..........

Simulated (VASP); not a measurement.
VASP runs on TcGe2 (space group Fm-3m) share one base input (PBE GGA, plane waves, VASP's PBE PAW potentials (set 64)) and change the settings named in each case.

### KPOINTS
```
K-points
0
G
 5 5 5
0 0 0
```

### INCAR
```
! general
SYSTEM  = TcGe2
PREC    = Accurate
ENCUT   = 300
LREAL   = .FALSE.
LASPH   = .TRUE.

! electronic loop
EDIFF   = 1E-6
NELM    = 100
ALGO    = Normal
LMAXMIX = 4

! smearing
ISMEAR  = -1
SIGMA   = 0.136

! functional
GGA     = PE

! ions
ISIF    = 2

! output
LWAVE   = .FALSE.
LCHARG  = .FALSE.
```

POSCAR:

..........

| BRIEF |
An exact copy of all the records is what is needed here.

| RESPONSE AREA |
Simulated (VASP); not a measurement.
VASP runs on TcGe2 (space group Fm-3m) share one base input (PBE GGA, plane waves, VASP's PBE PAW potentials (set 64)) and change the settings named in each case.

### KPOINTS
```
K-points
0
G
 5 5 5
0 0 0
```

### INCAR
```
! general
SYSTEM  = TcGe2
PREC    = Accurate
ENCUT   = 300
LREAL   = .FALSE.
LASPH   = .TRUE.

! electronic loop
EDIFF   = 1E-6
NELM    = 100
ALGO    = Normal
LMAXMIX = 4

! smearing
ISMEAR  = -1
SIGMA   = 0.136

! functional
GGA     = PE

! ions
ISIF    = 2

! output
LWAVE   = .FALSE.
LCHARG  = .FALSE.
```

POSCAR:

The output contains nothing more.